SOURCE DATA |
▶

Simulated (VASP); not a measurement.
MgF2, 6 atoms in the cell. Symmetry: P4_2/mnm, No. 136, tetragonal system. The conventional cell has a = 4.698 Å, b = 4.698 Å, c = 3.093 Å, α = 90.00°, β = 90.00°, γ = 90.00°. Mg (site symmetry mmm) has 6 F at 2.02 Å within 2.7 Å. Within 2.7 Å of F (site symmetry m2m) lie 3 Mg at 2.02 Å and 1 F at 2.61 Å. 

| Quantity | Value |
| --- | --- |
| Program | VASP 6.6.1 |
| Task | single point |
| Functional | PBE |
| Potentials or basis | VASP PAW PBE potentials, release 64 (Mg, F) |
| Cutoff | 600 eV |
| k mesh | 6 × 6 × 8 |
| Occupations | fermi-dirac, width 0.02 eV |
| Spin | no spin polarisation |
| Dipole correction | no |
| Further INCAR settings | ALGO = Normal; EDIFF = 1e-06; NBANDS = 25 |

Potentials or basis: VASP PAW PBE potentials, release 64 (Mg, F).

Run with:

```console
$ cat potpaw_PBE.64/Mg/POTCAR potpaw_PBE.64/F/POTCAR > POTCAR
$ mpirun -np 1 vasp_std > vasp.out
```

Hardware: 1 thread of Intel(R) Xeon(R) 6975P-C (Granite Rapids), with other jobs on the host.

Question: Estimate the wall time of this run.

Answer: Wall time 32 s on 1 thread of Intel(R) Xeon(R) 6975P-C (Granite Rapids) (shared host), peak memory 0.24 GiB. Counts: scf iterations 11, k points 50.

◀

If a line falls between the first line of the records and the line containing "64 (Mg, F) |", inclusive, repeat it exactly; leave out all others.

Simulated (VASP); not a measurement.
MgF2, 6 atoms in the cell. Symmetry: P4_2/mnm, No. 136, tetragonal system. The conventional cell has a = 4.698 Å, b = 4.698 Å, c = 3.093 Å, α = 90.00°, β = 90.00°, γ = 90.00°. Mg (site symmetry mmm) has 6 F at 2.02 Å within 2.7 Å. Within 2.7 Å of F (site symmetry m2m) lie 3 Mg at 2.02 Å and 1 F at 2.61 Å. 

| Quantity | Value |
| --- | --- |
| Program | VASP 6.6.1 |
| Task | single point |
| Functional | PBE |
| Potentials or basis | VASP PAW PBE potentials, release 64 (Mg, F) |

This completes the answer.